○ ○ ○ ○ ○
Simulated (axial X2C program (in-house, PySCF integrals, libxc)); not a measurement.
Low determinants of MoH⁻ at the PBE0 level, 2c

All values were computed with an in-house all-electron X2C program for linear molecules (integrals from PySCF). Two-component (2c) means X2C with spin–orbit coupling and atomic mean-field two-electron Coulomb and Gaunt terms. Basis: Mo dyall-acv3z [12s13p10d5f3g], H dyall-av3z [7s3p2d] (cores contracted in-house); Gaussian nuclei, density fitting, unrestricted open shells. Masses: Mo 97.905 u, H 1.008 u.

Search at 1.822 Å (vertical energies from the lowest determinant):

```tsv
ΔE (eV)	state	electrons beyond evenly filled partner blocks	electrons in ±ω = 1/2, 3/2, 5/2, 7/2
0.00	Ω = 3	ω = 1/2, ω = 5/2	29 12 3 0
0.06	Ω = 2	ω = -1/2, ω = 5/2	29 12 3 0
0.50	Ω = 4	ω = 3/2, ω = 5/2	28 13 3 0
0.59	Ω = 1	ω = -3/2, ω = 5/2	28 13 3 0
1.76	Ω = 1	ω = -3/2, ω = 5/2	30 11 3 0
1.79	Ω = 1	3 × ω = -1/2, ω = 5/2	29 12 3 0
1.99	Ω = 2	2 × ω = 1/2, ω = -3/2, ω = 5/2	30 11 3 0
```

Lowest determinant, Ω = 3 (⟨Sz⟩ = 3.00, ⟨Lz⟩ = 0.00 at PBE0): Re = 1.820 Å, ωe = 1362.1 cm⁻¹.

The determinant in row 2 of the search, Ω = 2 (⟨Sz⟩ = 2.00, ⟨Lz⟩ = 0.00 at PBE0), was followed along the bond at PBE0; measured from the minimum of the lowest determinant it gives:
○ ○ ○ ○ ○

**Work instruction:** Quote the entire listing above exactly.

**Task response:**
Simulated (axial X2C program (in-house, PySCF integrals, libxc)); not a measurement.
Low determinants of MoH⁻ at the PBE0 level, 2c

All values were computed with an in-house all-electron X2C program for linear molecules (integrals from PySCF). Two-component (2c) means X2C with spin–orbit coupling and atomic mean-field two-electron Coulomb and Gaunt terms. Basis: Mo dyall-acv3z [12s13p10d5f3g], H dyall-av3z [7s3p2d] (cores contracted in-house); Gaussian nuclei, density fitting, unrestricted open shells. Masses: Mo 97.905 u, H 1.008 u.

Search at 1.822 Å (vertical energies from the lowest determinant):

```tsv
ΔE (eV)	state	electrons beyond evenly filled partner blocks	electrons in ±ω = 1/2, 3/2, 5/2, 7/2
0.00	Ω = 3	ω = 1/2, ω = 5/2	29 12 3 0
0.06	Ω = 2	ω = -1/2, ω = 5/2	29 12 3 0
0.50	Ω = 4	ω = 3/2, ω = 5/2	28 13 3 0
0.59	Ω = 1	ω = -3/2, ω = 5/2	28 13 3 0
1.76	Ω = 1	ω = -3/2, ω = 5/2	30 11 3 0
1.79	Ω = 1	3 × ω = -1/2, ω = 5/2	29 12 3 0
1.99	Ω = 2	2 × ω = 1/2, ω = -3/2, ω = 5/2	30 11 3 0
```

Lowest determinant, Ω = 3 (⟨Sz⟩ = 3.00, ⟨Lz⟩ = 0.00 at PBE0): Re = 1.820 Å, ωe = 1362.1 cm⁻¹.

The determinant in row 2 of the search, Ω = 2 (⟨Sz⟩ = 2.00, ⟨Lz⟩ = 0.00 at PBE0), was followed along the bond at PBE0; measured from the minimum of the lowest determinant it gives:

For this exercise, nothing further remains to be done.